**WORK ITEM**
What you write should be an exact copy of the material, from its first line through the line containing "For KSi⁺, the".

**MATERIAL SUPPLIED**
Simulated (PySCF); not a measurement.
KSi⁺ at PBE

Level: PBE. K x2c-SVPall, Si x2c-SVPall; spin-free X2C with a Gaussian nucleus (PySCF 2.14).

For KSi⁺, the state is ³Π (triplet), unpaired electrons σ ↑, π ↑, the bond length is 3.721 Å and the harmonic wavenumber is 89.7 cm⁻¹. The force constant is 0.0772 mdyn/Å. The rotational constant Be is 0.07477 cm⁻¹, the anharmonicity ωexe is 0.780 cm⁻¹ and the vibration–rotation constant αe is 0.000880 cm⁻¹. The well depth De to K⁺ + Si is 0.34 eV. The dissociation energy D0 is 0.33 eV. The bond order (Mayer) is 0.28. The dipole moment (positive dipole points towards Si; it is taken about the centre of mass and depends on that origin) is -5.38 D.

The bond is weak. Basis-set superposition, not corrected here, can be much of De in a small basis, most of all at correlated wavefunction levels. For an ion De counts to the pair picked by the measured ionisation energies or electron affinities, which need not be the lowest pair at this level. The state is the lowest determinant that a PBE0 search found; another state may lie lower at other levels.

**TASK RESPONSE**
Simulated (PySCF); not a measurement.
KSi⁺ at PBE

Level: PBE. K x2c-SVPall, Si x2c-SVPall; spin-free X2C with a Gaussian nucleus (PySCF 2.14).

For KSi⁺, the state is ³Π (triplet), unpaired electrons σ ↑, π ↑, the bond length is 3.721 Å and the harmonic wavenumber is 89.7 cm⁻¹. The force constant is 0.0772 mdyn/Å. The rotational constant Be is 0.07477 cm⁻¹, the anharmonicity ωexe is 0.780 cm⁻¹ and the vibration–rotation constant αe is 0.000880 cm⁻¹. The well depth De to K⁺ + Si is 0.34 eV. The dissociation energy D0 is 0.33 eV. The bond order (Mayer) is 0.28. The dipole moment (positive dipole points towards Si; it is taken about the centre of mass and depends on that origin) is -5.38 D.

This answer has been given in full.